(WORK ORDER):
An exact reproduction of every record is required.

(INPUT DATA):
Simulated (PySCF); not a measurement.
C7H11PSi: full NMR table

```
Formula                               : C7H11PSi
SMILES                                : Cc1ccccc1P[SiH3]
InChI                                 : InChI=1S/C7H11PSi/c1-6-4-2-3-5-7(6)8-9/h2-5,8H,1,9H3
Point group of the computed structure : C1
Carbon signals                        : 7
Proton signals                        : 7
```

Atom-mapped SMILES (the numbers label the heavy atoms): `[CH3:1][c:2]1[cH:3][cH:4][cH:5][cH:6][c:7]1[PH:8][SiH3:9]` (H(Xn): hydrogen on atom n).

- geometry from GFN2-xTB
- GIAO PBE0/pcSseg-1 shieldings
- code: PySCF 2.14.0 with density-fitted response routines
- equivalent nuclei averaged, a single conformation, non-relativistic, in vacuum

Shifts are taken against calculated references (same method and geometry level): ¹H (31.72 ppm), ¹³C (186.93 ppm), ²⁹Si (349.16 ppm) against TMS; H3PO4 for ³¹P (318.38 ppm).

(RESPONSE BOX):
Simulated (PySCF); not a measurement.
C7H11PSi: full NMR table

```
Formula                               : C7H11PSi
SMILES                                : Cc1ccccc1P[SiH3]
InChI                                 : InChI=1S/C7H11PSi/c1-6-4-2-3-5-7(6)8-9/h2-5,8H,1,9H3
Point group of the computed structure : C1
Carbon signals                        : 7
Proton signals                        : 7
```

Atom-mapped SMILES (the numbers label the heavy atoms): `[CH3:1][c:2]1[cH:3][cH:4][cH:5][cH:6][c:7]1[PH:8][SiH3:9]` (H(Xn): hydrogen on atom n).

- geometry from GFN2-xTB
- GIAO PBE0/pcSseg-1 shieldings
- code: PySCF 2.14.0 with density-fitted response routines
- equivalent nuclei averaged, a single conformation, non-relativistic, in vacuum

Shifts are taken against calculated references (same method and geometry level): ¹H (31.72 ppm), ¹³C (186.93 ppm), ²⁹Si (349.16 ppm) against TMS; H3PO4 for ³¹P (318.38 ppm).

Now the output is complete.